— EXTRACTED ENTRIES —
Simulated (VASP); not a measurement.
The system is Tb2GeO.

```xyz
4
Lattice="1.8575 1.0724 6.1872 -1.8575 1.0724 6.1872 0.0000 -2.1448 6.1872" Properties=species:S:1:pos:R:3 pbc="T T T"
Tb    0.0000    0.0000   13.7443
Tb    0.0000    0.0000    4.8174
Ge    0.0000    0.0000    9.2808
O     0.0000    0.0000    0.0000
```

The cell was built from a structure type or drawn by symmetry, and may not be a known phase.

— TASK ITEM —
Every entry above should come back exactly as written.

— TASK ANSWER —
Simulated (VASP); not a measurement.
The system is Tb2GeO.

```xyz
4
Lattice="1.8575 1.0724 6.1872 -1.8575 1.0724 6.1872 0.0000 -2.1448 6.1872" Properties=species:S:1:pos:R:3 pbc="T T T"
Tb    0.0000    0.0000   13.7443
Tb    0.0000    0.0000    4.8174
Ge    0.0000    0.0000    9.2808
O     0.0000    0.0000    0.0000
```

The cell was built from a structure type or drawn by symmetry, and may not be a known phase.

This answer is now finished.